Copy the data exactly. Leave nothing out.

= Beginning of Section =
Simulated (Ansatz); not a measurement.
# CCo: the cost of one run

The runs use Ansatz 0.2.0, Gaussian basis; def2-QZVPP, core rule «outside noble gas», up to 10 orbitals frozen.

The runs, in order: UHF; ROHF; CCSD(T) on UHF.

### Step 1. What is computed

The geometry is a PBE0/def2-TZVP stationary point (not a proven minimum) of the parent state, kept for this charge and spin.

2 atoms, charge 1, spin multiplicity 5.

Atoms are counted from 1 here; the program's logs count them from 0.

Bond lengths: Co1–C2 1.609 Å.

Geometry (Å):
= End of Section =

- RESULT
Simulated (Ansatz); not a measurement.
# CCo: the cost of one run

The runs use Ansatz 0.2.0, Gaussian basis; def2-QZVPP, core rule «outside noble gas», up to 10 orbitals frozen.

The runs, in order: UHF; ROHF; CCSD(T) on UHF.

### Step 1. What is computed

The geometry is a PBE0/def2-TZVP stationary point (not a proven minimum) of the parent state, kept for this charge and spin.

2 atoms, charge 1, spin multiplicity 5.

Atoms are counted from 1 here; the program's logs count them from 0.

Bond lengths: Co1–C2 1.609 Å.

Geometry (Å):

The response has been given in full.